__Work request__: Print word for word the first line of the records below and every following line through the one containing "Without exact exchange"; print nothing else.

Segment Start: Entries provided

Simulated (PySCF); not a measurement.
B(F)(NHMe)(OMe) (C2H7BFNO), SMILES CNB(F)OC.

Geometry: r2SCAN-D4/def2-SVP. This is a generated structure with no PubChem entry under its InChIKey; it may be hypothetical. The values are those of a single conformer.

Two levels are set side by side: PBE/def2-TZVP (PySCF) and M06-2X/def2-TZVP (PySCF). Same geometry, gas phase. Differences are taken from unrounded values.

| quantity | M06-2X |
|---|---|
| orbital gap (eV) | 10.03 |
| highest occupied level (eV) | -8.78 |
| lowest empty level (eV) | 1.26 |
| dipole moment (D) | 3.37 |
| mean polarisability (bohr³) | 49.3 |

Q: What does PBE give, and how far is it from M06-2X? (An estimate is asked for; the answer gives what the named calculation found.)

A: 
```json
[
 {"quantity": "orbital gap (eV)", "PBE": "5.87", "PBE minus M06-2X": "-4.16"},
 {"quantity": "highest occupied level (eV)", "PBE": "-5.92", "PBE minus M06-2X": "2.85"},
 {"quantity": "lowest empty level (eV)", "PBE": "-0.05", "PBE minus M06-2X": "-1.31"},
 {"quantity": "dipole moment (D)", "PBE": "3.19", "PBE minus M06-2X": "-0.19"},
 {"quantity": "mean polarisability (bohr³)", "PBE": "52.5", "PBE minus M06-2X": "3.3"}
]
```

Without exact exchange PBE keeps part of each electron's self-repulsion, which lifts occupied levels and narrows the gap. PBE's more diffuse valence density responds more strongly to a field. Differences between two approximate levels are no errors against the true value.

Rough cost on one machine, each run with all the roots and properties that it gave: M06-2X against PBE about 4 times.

Segment End: Entries provided

__Response__:
Simulated (PySCF); not a measurement.
B(F)(NHMe)(OMe) (C2H7BFNO), SMILES CNB(F)OC.

Geometry: r2SCAN-D4/def2-SVP. This is a generated structure with no PubChem entry under its InChIKey; it may be hypothetical. The values are those of a single conformer.

Two levels are set side by side: PBE/def2-TZVP (PySCF) and M06-2X/def2-TZVP (PySCF). Same geometry, gas phase. Differences are taken from unrounded values.

| quantity | M06-2X |
|---|---|
| orbital gap (eV) | 10.03 |
| highest occupied level (eV) | -8.78 |
| lowest empty level (eV) | 1.26 |
| dipole moment (D) | 3.37 |
| mean polarisability (bohr³) | 49.3 |

Q: What does PBE give, and how far is it from M06-2X? (An estimate is asked for; the answer gives what the named calculation found.)

A: 
```json
[
 {"quantity": "orbital gap (eV)", "PBE": "5.87", "PBE minus M06-2X": "-4.16"},
 {"quantity": "highest occupied level (eV)", "PBE": "-5.92", "PBE minus M06-2X": "2.85"},
 {"quantity": "lowest empty level (eV)", "PBE": "-0.05", "PBE minus M06-2X": "-1.31"},
 {"quantity": "dipole moment (D)", "PBE": "3.19", "PBE minus M06-2X": "-0.19"},
 {"quantity": "mean polarisability (bohr³)", "PBE": "52.5", "PBE minus M06-2X": "3.3"}
]
```

Without exact exchange PBE keeps part of each electron's self-repulsion, which lifts occupied levels and narrows the gap. PBE's more diffuse valence density responds more strongly to a field. Differences between two approximate levels are no errors against the true value.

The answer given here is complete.